┄┄┄┄┄┄

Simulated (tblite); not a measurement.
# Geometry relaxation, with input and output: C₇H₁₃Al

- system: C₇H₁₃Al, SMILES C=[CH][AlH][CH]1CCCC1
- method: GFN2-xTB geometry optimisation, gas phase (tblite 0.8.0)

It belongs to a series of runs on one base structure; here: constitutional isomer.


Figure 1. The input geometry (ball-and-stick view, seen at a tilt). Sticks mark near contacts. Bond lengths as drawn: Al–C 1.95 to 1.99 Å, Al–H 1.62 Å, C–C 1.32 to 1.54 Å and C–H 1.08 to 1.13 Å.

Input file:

┄┄┄┄┄┄

- WORK ITEM
Reproduce all of the entries above verbatim.

- EXPECTED ANSWER
Simulated (tblite); not a measurement.
# Geometry relaxation, with input and output: C₇H₁₃Al

- system: C₇H₁₃Al, SMILES C=[CH][AlH][CH]1CCCC1
- method: GFN2-xTB geometry optimisation, gas phase (tblite 0.8.0)

It belongs to a series of runs on one base structure; here: constitutional isomer.


Figure 1. The input geometry (ball-and-stick view, seen at a tilt). Sticks mark near contacts. Bond lengths as drawn: Al–C 1.95 to 1.99 Å, Al–H 1.62 Å, C–C 1.32 to 1.54 Å and C–H 1.08 to 1.13 Å.

Input file:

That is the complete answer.